### Work order:
The response must match the data below exactly, line for line.

__________

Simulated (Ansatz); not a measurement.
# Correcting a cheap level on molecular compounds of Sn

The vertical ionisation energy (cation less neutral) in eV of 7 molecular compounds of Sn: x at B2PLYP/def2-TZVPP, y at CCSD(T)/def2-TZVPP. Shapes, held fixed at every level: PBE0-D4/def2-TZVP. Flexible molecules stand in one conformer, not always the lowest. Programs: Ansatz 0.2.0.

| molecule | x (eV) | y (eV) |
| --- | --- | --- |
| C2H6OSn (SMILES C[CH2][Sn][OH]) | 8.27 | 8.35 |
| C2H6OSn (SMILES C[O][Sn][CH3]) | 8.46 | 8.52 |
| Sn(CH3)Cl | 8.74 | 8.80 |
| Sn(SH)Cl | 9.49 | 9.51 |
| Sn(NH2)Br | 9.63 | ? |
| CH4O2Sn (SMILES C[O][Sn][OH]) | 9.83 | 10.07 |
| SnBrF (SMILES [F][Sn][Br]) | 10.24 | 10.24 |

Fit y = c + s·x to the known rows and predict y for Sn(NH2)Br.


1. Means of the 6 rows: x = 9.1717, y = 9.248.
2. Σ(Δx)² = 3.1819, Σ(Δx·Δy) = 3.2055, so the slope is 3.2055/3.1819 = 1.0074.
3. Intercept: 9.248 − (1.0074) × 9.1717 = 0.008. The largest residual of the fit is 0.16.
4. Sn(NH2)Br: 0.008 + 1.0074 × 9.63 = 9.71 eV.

__________

### Written solution:
Simulated (Ansatz); not a measurement.
# Correcting a cheap level on molecular compounds of Sn

The vertical ionisation energy (cation less neutral) in eV of 7 molecular compounds of Sn: x at B2PLYP/def2-TZVPP, y at CCSD(T)/def2-TZVPP. Shapes, held fixed at every level: PBE0-D4/def2-TZVP. Flexible molecules stand in one conformer, not always the lowest. Programs: Ansatz 0.2.0.

| molecule | x (eV) | y (eV) |
| --- | --- | --- |
| C2H6OSn (SMILES C[CH2][Sn][OH]) | 8.27 | 8.35 |
| C2H6OSn (SMILES C[O][Sn][CH3]) | 8.46 | 8.52 |
| Sn(CH3)Cl | 8.74 | 8.80 |
| Sn(SH)Cl | 9.49 | 9.51 |
| Sn(NH2)Br | 9.63 | ? |
| CH4O2Sn (SMILES C[O][Sn][OH]) | 9.83 | 10.07 |
| SnBrF (SMILES [F][Sn][Br]) | 10.24 | 10.24 |

Fit y = c + s·x to the known rows and predict y for Sn(NH2)Br.


1. Means of the 6 rows: x = 9.1717, y = 9.248.
2. Σ(Δx)² = 3.1819, Σ(Δx·Δy) = 3.2055, so the slope is 3.2055/3.1819 = 1.0074.
3. Intercept: 9.248 − (1.0074) × 9.1717 = 0.008. The largest residual of the fit is 0.16.
4. Sn(NH2)Br: 0.008 + 1.0074 × 9.63 = 9.71 eV.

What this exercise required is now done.